**STUDY MATERIAL**
###
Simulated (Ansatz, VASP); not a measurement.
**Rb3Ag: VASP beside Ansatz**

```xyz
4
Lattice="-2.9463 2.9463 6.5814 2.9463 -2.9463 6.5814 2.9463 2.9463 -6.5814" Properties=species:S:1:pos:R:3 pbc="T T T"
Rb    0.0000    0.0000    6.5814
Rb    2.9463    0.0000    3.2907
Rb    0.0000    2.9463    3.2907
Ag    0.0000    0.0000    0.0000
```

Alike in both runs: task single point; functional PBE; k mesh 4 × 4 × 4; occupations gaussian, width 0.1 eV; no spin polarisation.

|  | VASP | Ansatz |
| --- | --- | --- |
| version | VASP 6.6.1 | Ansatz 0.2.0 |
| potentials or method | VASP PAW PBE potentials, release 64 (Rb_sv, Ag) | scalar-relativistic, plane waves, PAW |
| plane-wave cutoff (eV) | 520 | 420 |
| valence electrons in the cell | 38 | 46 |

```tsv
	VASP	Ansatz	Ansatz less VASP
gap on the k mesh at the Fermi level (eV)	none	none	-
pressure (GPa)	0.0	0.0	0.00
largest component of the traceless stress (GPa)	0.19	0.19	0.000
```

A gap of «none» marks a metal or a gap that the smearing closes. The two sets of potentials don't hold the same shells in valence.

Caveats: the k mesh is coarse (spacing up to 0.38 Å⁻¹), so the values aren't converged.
###

**EXERCISE**
Your task is to retype all the records above with nothing left out.

**WRITTEN ANSWER**
Simulated (Ansatz, VASP); not a measurement.
**Rb3Ag: VASP beside Ansatz**

```xyz
4
Lattice="-2.9463 2.9463 6.5814 2.9463 -2.9463 6.5814 2.9463 2.9463 -6.5814" Properties=species:S:1:pos:R:3 pbc="T T T"
Rb    0.0000    0.0000    6.5814
Rb    2.9463    0.0000    3.2907
Rb    0.0000    2.9463    3.2907
Ag    0.0000    0.0000    0.0000
```

Alike in both runs: task single point; functional PBE; k mesh 4 × 4 × 4; occupations gaussian, width 0.1 eV; no spin polarisation.

|  | VASP | Ansatz |
| --- | --- | --- |
| version | VASP 6.6.1 | Ansatz 0.2.0 |
| potentials or method | VASP PAW PBE potentials, release 64 (Rb_sv, Ag) | scalar-relativistic, plane waves, PAW |
| plane-wave cutoff (eV) | 520 | 420 |
| valence electrons in the cell | 38 | 46 |

```tsv
	VASP	Ansatz	Ansatz less VASP
gap on the k mesh at the Fermi level (eV)	none	none	-
pressure (GPa)	0.0	0.0	0.00
largest component of the traceless stress (GPa)	0.19	0.19	0.000
```

A gap of «none» marks a metal or a gap that the smearing closes. The two sets of potentials don't hold the same shells in valence.

Caveats: the k mesh is coarse (spacing up to 0.38 Å⁻¹), so the values aren't converged.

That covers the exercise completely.